********************

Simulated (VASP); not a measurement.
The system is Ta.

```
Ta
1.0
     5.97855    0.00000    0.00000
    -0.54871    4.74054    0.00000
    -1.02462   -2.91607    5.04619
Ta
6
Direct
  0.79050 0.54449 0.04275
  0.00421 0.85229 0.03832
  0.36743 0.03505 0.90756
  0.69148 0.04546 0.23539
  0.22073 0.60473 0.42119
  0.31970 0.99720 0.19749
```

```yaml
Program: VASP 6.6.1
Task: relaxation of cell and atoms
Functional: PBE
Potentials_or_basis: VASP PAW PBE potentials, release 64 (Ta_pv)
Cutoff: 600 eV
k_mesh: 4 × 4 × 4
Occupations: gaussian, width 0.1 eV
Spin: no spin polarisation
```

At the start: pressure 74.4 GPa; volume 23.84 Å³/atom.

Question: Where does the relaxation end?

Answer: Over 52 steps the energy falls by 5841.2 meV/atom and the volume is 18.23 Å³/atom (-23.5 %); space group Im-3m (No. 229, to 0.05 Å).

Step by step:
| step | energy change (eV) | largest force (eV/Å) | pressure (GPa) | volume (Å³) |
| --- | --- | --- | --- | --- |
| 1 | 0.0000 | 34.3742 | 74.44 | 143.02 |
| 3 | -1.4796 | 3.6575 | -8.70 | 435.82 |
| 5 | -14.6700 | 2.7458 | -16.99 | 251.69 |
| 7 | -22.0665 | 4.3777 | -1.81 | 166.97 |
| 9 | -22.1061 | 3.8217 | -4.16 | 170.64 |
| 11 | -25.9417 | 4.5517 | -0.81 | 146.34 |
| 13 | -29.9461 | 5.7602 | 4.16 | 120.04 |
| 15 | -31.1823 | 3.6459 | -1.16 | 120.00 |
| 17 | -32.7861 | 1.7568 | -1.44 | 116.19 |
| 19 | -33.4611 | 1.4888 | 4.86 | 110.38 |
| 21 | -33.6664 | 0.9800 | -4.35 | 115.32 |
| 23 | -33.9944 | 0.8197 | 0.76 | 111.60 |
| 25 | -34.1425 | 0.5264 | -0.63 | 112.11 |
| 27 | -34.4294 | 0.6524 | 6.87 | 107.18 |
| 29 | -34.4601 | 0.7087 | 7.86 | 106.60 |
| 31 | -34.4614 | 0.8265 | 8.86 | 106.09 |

********************

What are the exact lines from the beginning of the material through the line containing "7.86 | 106.60 |"? Write out those lines alone.

» Exercise answer
Simulated (VASP); not a measurement.
The system is Ta.

```
Ta
1.0
     5.97855    0.00000    0.00000
    -0.54871    4.74054    0.00000
    -1.02462   -2.91607    5.04619
Ta
6
Direct
  0.79050 0.54449 0.04275
  0.00421 0.85229 0.03832
  0.36743 0.03505 0.90756
  0.69148 0.04546 0.23539
  0.22073 0.60473 0.42119
  0.31970 0.99720 0.19749
```

```yaml
Program: VASP 6.6.1
Task: relaxation of cell and atoms
Functional: PBE
Potentials_or_basis: VASP PAW PBE potentials, release 64 (Ta_pv)
Cutoff: 600 eV
k_mesh: 4 × 4 × 4
Occupations: gaussian, width 0.1 eV
Spin: no spin polarisation
```

At the start: pressure 74.4 GPa; volume 23.84 Å³/atom.

Question: Where does the relaxation end?

Answer: Over 52 steps the energy falls by 5841.2 meV/atom and the volume is 18.23 Å³/atom (-23.5 %); space group Im-3m (No. 229, to 0.05 Å).

Step by step:
| step | energy change (eV) | largest force (eV/Å) | pressure (GPa) | volume (Å³) |
| --- | --- | --- | --- | --- |
| 1 | 0.0000 | 34.3742 | 74.44 | 143.02 |
| 3 | -1.4796 | 3.6575 | -8.70 | 435.82 |
| 5 | -14.6700 | 2.7458 | -16.99 | 251.69 |
| 7 | -22.0665 | 4.3777 | -1.81 | 166.97 |
| 9 | -22.1061 | 3.8217 | -4.16 | 170.64 |
| 11 | -25.9417 | 4.5517 | -0.81 | 146.34 |
| 13 | -29.9461 | 5.7602 | 4.16 | 120.04 |
| 15 | -31.1823 | 3.6459 | -1.16 | 120.00 |
| 17 | -32.7861 | 1.7568 | -1.44 | 116.19 |
| 19 | -33.4611 | 1.4888 | 4.86 | 110.38 |
| 21 | -33.6664 | 0.9800 | -4.35 | 115.32 |
| 23 | -33.9944 | 0.8197 | 0.76 | 111.60 |
| 25 | -34.1425 | 0.5264 | -0.63 | 112.11 |
| 27 | -34.4294 | 0.6524 | 6.87 | 107.18 |
| 29 | -34.4601 | 0.7087 | 7.86 | 106.60 |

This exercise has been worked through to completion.